• Given information:
____________

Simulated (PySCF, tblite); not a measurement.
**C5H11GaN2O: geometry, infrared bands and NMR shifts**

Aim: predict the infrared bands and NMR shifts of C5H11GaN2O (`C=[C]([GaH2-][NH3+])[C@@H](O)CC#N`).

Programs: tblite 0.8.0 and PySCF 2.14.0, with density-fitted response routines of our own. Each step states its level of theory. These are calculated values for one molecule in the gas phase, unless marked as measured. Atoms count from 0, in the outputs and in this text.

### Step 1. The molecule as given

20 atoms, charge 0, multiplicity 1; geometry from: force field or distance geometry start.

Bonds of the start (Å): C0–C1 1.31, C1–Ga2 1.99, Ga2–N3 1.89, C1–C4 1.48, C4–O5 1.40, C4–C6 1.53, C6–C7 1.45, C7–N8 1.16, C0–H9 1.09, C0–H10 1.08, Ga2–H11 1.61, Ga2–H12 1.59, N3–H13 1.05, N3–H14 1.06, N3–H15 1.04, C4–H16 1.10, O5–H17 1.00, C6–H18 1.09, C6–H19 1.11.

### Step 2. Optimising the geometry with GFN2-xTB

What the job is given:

____________

• Work order:
All that is wanted is a faithful reproduction of the line above with "and NMR shifts**", the line with "20 atoms, charge", and every line in between.

• Task response:
**C5H11GaN2O: geometry, infrared bands and NMR shifts**

Aim: predict the infrared bands and NMR shifts of C5H11GaN2O (`C=[C]([GaH2-][NH3+])[C@@H](O)CC#N`).

Programs: tblite 0.8.0 and PySCF 2.14.0, with density-fitted response routines of our own. Each step states its level of theory. These are calculated values for one molecule in the gas phase, unless marked as measured. Atoms count from 0, in the outputs and in this text.

### Step 1. The molecule as given

20 atoms, charge 0, multiplicity 1; geometry from: force field or distance geometry start.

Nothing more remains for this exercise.